*SUPPLIED RECORDS*.
--

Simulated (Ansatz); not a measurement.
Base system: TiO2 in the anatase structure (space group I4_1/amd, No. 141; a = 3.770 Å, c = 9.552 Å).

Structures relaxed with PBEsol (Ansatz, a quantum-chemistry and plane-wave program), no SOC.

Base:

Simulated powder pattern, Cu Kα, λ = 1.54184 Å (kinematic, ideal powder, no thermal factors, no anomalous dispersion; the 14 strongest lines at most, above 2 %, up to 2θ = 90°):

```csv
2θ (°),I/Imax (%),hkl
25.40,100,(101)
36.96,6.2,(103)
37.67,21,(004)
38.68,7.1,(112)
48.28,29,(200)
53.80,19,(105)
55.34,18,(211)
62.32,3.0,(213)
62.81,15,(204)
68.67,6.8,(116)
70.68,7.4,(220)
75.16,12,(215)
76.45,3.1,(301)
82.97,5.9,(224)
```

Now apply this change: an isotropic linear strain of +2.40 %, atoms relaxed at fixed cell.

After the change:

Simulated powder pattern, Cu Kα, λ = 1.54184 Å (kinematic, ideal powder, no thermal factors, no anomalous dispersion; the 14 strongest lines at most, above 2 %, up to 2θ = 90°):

--

*WORK TASK*. All the lines above should appear again in the answer, exactly as written.

*EXERCISE SOLUTION*.
Simulated (Ansatz); not a measurement.
Base system: TiO2 in the anatase structure (space group I4_1/amd, No. 141; a = 3.770 Å, c = 9.552 Å).

Structures relaxed with PBEsol (Ansatz, a quantum-chemistry and plane-wave program), no SOC.

Base:

Simulated powder pattern, Cu Kα, λ = 1.54184 Å (kinematic, ideal powder, no thermal factors, no anomalous dispersion; the 14 strongest lines at most, above 2 %, up to 2θ = 90°):

```csv
2θ (°),I/Imax (%),hkl
25.40,100,(101)
36.96,6.2,(103)
37.67,21,(004)
38.68,7.1,(112)
48.28,29,(200)
53.80,19,(105)
55.34,18,(211)
62.32,3.0,(213)
62.81,15,(204)
68.67,6.8,(116)
70.68,7.4,(220)
75.16,12,(215)
76.45,3.1,(301)
82.97,5.9,(224)
```

Now apply this change: an isotropic linear strain of +2.40 %, atoms relaxed at fixed cell.

After the change:

Simulated powder pattern, Cu Kα, λ = 1.54184 Å (kinematic, ideal powder, no thermal factors, no anomalous dispersion; the 14 strongest lines at most, above 2 %, up to 2θ = 90°):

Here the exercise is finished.